============================================================

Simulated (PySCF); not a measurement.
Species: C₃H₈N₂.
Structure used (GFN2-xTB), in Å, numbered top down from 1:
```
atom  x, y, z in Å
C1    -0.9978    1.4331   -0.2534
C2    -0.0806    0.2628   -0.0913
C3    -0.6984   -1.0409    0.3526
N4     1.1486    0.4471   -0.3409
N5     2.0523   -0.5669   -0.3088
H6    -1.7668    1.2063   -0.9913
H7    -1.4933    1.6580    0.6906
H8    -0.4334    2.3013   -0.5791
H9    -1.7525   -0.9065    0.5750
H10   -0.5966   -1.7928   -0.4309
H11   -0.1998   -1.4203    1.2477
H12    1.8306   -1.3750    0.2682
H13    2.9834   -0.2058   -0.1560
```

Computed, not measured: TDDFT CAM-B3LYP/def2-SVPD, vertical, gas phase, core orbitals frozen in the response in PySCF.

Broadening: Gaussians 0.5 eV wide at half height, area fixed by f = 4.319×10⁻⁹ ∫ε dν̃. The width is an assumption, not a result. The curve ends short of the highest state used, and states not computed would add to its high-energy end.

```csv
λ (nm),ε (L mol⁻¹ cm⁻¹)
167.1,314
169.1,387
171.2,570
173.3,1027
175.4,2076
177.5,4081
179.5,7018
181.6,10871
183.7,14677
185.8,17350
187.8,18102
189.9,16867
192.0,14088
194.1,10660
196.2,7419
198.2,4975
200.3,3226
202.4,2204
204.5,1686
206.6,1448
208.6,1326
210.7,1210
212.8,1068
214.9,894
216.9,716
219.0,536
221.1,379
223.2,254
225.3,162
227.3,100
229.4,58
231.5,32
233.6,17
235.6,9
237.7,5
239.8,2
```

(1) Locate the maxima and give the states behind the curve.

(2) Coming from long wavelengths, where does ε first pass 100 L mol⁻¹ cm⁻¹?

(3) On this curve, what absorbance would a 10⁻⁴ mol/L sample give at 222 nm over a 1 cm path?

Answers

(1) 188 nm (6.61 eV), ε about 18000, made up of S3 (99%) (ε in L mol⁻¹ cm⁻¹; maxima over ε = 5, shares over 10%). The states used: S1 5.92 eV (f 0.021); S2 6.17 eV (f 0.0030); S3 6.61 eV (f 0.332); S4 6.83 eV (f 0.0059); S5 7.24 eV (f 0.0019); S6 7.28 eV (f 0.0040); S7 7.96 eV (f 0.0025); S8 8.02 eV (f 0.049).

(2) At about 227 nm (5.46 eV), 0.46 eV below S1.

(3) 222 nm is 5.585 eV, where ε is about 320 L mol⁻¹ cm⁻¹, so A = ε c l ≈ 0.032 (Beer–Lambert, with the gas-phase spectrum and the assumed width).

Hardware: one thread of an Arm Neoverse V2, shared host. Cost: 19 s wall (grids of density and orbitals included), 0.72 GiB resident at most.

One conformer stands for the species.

============================================================

● **BRIEF**
The records above should be printed exactly, please, from the first line through the line containing "(2) At about", with both ends kept and nothing past it.

● **ANSWER SECTION**
Simulated (PySCF); not a measurement.
Species: C₃H₈N₂.
Structure used (GFN2-xTB), in Å, numbered top down from 1:
```
atom  x, y, z in Å
C1    -0.9978    1.4331   -0.2534
C2    -0.0806    0.2628   -0.0913
C3    -0.6984   -1.0409    0.3526
N4     1.1486    0.4471   -0.3409
N5     2.0523   -0.5669   -0.3088
H6    -1.7668    1.2063   -0.9913
H7    -1.4933    1.6580    0.6906
H8    -0.4334    2.3013   -0.5791
H9    -1.7525   -0.9065    0.5750
H10   -0.5966   -1.7928   -0.4309
H11   -0.1998   -1.4203    1.2477
H12    1.8306   -1.3750    0.2682
H13    2.9834   -0.2058   -0.1560
```

Computed, not measured: TDDFT CAM-B3LYP/def2-SVPD, vertical, gas phase, core orbitals frozen in the response in PySCF.

Broadening: Gaussians 0.5 eV wide at half height, area fixed by f = 4.319×10⁻⁹ ∫ε dν̃. The width is an assumption, not a result. The curve ends short of the highest state used, and states not computed would add to its high-energy end.

```csv
λ (nm),ε (L mol⁻¹ cm⁻¹)
167.1,314
169.1,387
171.2,570
173.3,1027
175.4,2076
177.5,4081
179.5,7018
181.6,10871
183.7,14677
185.8,17350
187.8,18102
189.9,16867
192.0,14088
194.1,10660
196.2,7419
198.2,4975
200.3,3226
202.4,2204
204.5,1686
206.6,1448
208.6,1326
210.7,1210
212.8,1068
214.9,894
216.9,716
219.0,536
221.1,379
223.2,254
225.3,162
227.3,100
229.4,58
231.5,32
233.6,17
235.6,9
237.7,5
239.8,2
```

(1) Locate the maxima and give the states behind the curve.

(2) Coming from long wavelengths, where does ε first pass 100 L mol⁻¹ cm⁻¹?

(3) On this curve, what absorbance would a 10⁻⁴ mol/L sample give at 222 nm over a 1 cm path?

Answers

(1) 188 nm (6.61 eV), ε about 18000, made up of S3 (99%) (ε in L mol⁻¹ cm⁻¹; maxima over ε = 5, shares over 10%). The states used: S1 5.92 eV (f 0.021); S2 6.17 eV (f 0.0030); S3 6.61 eV (f 0.332); S4 6.83 eV (f 0.0059); S5 7.24 eV (f 0.0019); S6 7.28 eV (f 0.0040); S7 7.96 eV (f 0.0025); S8 8.02 eV (f 0.049).

(2) At about 227 nm (5.46 eV), 0.46 eV below S1.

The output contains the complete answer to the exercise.